============================================================

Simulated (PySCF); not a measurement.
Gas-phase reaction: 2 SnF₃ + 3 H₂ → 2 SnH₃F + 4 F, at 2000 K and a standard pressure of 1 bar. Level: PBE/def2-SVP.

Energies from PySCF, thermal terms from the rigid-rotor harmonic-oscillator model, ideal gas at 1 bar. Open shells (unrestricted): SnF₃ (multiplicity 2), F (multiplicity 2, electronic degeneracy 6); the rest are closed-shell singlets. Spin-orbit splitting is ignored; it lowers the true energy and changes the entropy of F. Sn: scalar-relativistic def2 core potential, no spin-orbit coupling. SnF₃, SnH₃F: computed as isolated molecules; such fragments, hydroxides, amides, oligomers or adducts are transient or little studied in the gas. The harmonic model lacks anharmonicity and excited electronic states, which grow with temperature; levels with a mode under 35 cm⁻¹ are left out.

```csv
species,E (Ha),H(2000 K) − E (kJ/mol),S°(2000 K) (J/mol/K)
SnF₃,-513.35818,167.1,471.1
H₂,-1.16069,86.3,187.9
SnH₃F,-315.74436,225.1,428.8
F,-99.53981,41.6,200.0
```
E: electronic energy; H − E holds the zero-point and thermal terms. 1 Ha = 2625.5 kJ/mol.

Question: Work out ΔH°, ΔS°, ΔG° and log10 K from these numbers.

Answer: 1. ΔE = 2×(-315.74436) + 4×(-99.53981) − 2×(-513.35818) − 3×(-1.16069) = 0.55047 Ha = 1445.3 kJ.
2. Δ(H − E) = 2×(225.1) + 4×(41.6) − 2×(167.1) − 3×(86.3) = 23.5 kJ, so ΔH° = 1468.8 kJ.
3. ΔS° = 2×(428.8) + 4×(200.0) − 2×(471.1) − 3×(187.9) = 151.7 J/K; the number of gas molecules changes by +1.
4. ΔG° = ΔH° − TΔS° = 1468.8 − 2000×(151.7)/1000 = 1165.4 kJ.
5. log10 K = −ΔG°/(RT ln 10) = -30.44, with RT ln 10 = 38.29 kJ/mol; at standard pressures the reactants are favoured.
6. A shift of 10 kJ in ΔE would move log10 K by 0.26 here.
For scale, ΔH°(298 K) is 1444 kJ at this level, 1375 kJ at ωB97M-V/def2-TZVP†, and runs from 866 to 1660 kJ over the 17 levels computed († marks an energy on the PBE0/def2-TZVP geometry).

============================================================

--- WORK ITEM ---
Would you print exactly and only the lines of the material above that run from the line with "4. ΔG° = ΔH°" through the line with "6. A shift of", both included?

--- WORKED SOLUTION ---
4. ΔG° = ΔH° − TΔS° = 1468.8 − 2000×(151.7)/1000 = 1165.4 kJ.
5. log10 K = −ΔG°/(RT ln 10) = -30.44, with RT ln 10 = 38.29 kJ/mol; at standard pressures the reactants are favoured.
6. A shift of 10 kJ in ΔE would move log10 K by 0.26 here.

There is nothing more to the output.